Brief: Give back the entries in full, exactly as they are written.

Stored data Start Marker
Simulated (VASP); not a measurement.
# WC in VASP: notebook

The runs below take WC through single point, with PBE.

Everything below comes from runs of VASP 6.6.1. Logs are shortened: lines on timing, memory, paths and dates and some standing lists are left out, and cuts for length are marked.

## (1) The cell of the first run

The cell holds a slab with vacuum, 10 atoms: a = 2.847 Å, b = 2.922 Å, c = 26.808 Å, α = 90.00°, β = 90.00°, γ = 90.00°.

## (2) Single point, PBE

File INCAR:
Stored data End Marker

Exercise result:
Simulated (VASP); not a measurement.
# WC in VASP: notebook

The runs below take WC through single point, with PBE.

Everything below comes from runs of VASP 6.6.1. Logs are shortened: lines on timing, memory, paths and dates and some standing lists are left out, and cuts for length are marked.

## (1) The cell of the first run

The cell holds a slab with vacuum, 10 atoms: a = 2.847 Å, b = 2.922 Å, c = 26.808 Å, α = 90.00°, β = 90.00°, γ = 90.00°.

## (2) Single point, PBE

File INCAR:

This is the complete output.